[Start of Attachment]

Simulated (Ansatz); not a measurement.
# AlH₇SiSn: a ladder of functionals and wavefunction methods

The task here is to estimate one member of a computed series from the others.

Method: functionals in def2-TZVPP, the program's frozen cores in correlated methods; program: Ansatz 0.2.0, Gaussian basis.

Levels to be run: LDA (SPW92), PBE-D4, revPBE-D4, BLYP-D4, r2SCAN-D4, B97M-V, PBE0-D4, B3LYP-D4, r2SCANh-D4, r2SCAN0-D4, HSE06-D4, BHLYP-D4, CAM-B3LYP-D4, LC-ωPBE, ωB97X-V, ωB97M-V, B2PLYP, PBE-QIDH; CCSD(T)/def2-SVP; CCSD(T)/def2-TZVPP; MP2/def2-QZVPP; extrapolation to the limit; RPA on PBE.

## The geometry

[End of Attachment]

- TASK ITEM -
A complete, exact copy of the records is what is needed.

- WRITTEN ANSWER -
Simulated (Ansatz); not a measurement.
# AlH₇SiSn: a ladder of functionals and wavefunction methods

The task here is to estimate one member of a computed series from the others.

Method: functionals in def2-TZVPP, the program's frozen cores in correlated methods; program: Ansatz 0.2.0, Gaussian basis.

Levels to be run: LDA (SPW92), PBE-D4, revPBE-D4, BLYP-D4, r2SCAN-D4, B97M-V, PBE0-D4, B3LYP-D4, r2SCANh-D4, r2SCAN0-D4, HSE06-D4, BHLYP-D4, CAM-B3LYP-D4, LC-ωPBE, ωB97X-V, ωB97M-V, B2PLYP, PBE-QIDH; CCSD(T)/def2-SVP; CCSD(T)/def2-TZVPP; MP2/def2-QZVPP; extrapolation to the limit; RPA on PBE.

## The geometry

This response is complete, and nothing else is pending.